■ LISTED RECORDS ■
------------------------------------

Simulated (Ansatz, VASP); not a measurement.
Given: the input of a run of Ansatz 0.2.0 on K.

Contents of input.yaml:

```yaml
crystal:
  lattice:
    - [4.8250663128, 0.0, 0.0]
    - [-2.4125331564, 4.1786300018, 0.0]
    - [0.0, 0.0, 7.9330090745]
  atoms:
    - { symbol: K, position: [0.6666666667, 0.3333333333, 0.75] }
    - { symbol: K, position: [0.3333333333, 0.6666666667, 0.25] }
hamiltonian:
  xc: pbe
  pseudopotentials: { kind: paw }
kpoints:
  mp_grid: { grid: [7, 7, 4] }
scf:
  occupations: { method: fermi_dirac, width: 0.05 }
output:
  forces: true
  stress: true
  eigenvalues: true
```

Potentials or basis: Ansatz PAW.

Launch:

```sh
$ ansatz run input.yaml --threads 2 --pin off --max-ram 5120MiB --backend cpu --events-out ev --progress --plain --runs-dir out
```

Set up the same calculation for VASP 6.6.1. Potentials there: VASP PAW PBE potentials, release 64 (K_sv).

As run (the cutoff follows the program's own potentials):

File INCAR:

------------------------------------

■ TASK ITEM ■
An exact reproduction of the listing is required, covering every entry.

■ ANSWER SPACE ■
Simulated (Ansatz, VASP); not a measurement.
Given: the input of a run of Ansatz 0.2.0 on K.

Contents of input.yaml:

```yaml
crystal:
  lattice:
    - [4.8250663128, 0.0, 0.0]
    - [-2.4125331564, 4.1786300018, 0.0]
    - [0.0, 0.0, 7.9330090745]
  atoms:
    - { symbol: K, position: [0.6666666667, 0.3333333333, 0.75] }
    - { symbol: K, position: [0.3333333333, 0.6666666667, 0.25] }
hamiltonian:
  xc: pbe
  pseudopotentials: { kind: paw }
kpoints:
  mp_grid: { grid: [7, 7, 4] }
scf:
  occupations: { method: fermi_dirac, width: 0.05 }
output:
  forces: true
  stress: true
  eigenvalues: true
```

Potentials or basis: Ansatz PAW.

Launch:

```sh
$ ansatz run input.yaml --threads 2 --pin off --max-ram 5120MiB --backend cpu --events-out ev --progress --plain --runs-dir out
```

Set up the same calculation for VASP 6.6.1. Potentials there: VASP PAW PBE potentials, release 64 (K_sv).

As run (the cutoff follows the program's own potentials):

File INCAR:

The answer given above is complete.